**Exercise:** Below are several entries. Transcribe exactly those lines that fall from the one with "Alike in both" through the one with "Ansatz 0.2.0 |", end lines included.

━━━

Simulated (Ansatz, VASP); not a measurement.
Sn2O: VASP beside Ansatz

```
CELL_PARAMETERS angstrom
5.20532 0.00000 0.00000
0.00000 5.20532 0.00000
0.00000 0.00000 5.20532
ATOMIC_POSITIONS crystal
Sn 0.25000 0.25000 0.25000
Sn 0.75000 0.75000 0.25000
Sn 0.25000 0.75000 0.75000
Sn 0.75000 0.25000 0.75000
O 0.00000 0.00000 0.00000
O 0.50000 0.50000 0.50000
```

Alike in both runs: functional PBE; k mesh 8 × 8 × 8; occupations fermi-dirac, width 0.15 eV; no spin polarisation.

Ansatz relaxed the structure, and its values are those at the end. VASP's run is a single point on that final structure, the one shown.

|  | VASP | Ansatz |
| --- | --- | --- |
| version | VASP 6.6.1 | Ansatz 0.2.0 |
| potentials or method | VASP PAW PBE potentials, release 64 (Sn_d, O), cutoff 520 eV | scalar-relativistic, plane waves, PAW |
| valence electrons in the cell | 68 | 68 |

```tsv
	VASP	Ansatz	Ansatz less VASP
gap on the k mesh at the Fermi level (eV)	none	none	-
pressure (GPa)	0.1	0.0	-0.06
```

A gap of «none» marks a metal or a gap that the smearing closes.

━━━

**Expected answer:**
Alike in both runs: functional PBE; k mesh 8 × 8 × 8; occupations fermi-dirac, width 0.15 eV; no spin polarisation.

Ansatz relaxed the structure, and its values are those at the end. VASP's run is a single point on that final structure, the one shown.

|  | VASP | Ansatz |
| --- | --- | --- |
| version | VASP 6.6.1 | Ansatz 0.2.0 |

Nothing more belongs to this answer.